**Task item:** All lines from the opening of the data to the line containing "Computed with Ansatz" must be returned unchanged, and only those lines.

**Entries supplied:**
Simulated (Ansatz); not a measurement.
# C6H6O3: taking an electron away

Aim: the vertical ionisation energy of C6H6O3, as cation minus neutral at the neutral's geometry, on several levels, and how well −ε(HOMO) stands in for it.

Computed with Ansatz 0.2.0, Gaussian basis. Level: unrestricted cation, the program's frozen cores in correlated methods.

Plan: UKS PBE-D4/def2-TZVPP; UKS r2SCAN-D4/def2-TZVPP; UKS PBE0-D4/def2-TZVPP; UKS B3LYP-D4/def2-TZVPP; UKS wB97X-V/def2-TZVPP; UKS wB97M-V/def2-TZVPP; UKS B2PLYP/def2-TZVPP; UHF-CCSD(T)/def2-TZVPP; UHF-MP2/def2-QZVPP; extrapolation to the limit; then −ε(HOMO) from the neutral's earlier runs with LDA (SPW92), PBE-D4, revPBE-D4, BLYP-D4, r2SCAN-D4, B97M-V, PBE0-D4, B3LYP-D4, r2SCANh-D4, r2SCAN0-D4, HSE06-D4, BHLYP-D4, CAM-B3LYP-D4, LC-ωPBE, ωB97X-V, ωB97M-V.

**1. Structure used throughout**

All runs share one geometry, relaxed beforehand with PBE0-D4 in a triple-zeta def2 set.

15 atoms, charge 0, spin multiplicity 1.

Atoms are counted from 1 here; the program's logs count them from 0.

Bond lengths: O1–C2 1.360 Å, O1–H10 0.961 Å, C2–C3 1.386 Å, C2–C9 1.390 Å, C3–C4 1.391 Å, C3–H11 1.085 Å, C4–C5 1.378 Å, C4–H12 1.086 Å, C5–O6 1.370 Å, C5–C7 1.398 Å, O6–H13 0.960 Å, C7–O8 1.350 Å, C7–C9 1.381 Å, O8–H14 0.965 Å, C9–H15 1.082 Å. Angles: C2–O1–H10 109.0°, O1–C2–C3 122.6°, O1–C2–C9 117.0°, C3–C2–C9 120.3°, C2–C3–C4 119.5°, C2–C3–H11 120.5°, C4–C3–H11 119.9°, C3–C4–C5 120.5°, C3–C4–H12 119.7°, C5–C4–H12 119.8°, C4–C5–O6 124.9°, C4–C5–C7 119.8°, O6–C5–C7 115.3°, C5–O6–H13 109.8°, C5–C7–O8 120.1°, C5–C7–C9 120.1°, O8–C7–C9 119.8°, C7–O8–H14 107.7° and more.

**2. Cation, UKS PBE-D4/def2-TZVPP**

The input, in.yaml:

**Exercise result:**
Simulated (Ansatz); not a measurement.
# C6H6O3: taking an electron away

Aim: the vertical ionisation energy of C6H6O3, as cation minus neutral at the neutral's geometry, on several levels, and how well −ε(HOMO) stands in for it.

Computed with Ansatz 0.2.0, Gaussian basis. Level: unrestricted cation, the program's frozen cores in correlated methods.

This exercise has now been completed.